◆ ACTION ITEM ◆
Would you please copy the part of the material below that opens with the line containing "The database entry" and closes with the line containing "The structure is"? Copy it exactly, and only it.

◆ DATASET EXTRACT ◆
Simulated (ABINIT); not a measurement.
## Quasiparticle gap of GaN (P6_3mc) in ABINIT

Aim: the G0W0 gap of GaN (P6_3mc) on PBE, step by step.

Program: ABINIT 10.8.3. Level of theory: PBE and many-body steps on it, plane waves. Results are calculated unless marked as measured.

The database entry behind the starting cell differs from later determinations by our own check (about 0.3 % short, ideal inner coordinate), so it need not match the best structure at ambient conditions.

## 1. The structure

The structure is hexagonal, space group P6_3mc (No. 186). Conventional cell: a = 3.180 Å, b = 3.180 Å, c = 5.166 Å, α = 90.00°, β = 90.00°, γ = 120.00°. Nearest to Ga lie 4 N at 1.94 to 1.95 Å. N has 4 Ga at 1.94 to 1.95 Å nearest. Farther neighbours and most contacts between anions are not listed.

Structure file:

◆ PROBLEM SOLUTION ◆
The database entry behind the starting cell differs from later determinations by our own check (about 0.3 % short, ideal inner coordinate), so it need not match the best structure at ambient conditions.

## 1. The structure

The structure is hexagonal, space group P6_3mc (No. 186). Conventional cell: a = 3.180 Å, b = 3.180 Å, c = 5.166 Å, α = 90.00°, β = 90.00°, γ = 120.00°. Nearest to Ga lie 4 N at 1.94 to 1.95 Å. N has 4 Ga at 1.94 to 1.95 Å nearest. Farther neighbours and most contacts between anions are not listed.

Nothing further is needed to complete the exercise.